Source data
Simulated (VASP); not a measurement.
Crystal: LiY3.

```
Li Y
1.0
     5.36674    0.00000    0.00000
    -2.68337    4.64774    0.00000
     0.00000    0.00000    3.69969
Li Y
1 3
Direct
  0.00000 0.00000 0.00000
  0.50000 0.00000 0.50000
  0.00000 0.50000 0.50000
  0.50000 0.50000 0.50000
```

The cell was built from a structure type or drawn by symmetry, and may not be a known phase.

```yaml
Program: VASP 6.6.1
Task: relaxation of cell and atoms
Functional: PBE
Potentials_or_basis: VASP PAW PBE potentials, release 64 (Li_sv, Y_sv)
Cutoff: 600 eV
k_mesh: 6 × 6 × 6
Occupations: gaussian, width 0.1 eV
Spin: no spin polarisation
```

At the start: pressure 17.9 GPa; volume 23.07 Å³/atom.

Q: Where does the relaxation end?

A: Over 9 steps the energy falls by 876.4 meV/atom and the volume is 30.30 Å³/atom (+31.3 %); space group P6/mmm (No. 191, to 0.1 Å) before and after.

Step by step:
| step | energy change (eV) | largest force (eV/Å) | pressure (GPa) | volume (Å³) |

Work instruction
Every entry needs to be copied exactly as it was written.

Answer space
Simulated (VASP); not a measurement.
Crystal: LiY3.

```
Li Y
1.0
     5.36674    0.00000    0.00000
    -2.68337    4.64774    0.00000
     0.00000    0.00000    3.69969
Li Y
1 3
Direct
  0.00000 0.00000 0.00000
  0.50000 0.00000 0.50000
  0.00000 0.50000 0.50000
  0.50000 0.50000 0.50000
```

The cell was built from a structure type or drawn by symmetry, and may not be a known phase.

```yaml
Program: VASP 6.6.1
Task: relaxation of cell and atoms
Functional: PBE
Potentials_or_basis: VASP PAW PBE potentials, release 64 (Li_sv, Y_sv)
Cutoff: 600 eV
k_mesh: 6 × 6 × 6
Occupations: gaussian, width 0.1 eV
Spin: no spin polarisation
```

At the start: pressure 17.9 GPa; volume 23.07 Å³/atom.

Q: Where does the relaxation end?

A: Over 9 steps the energy falls by 876.4 meV/atom and the volume is 30.30 Å³/atom (+31.3 %); space group P6/mmm (No. 191, to 0.1 Å) before and after.

Step by step:
| step | energy change (eV) | largest force (eV/Å) | pressure (GPa) | volume (Å³) |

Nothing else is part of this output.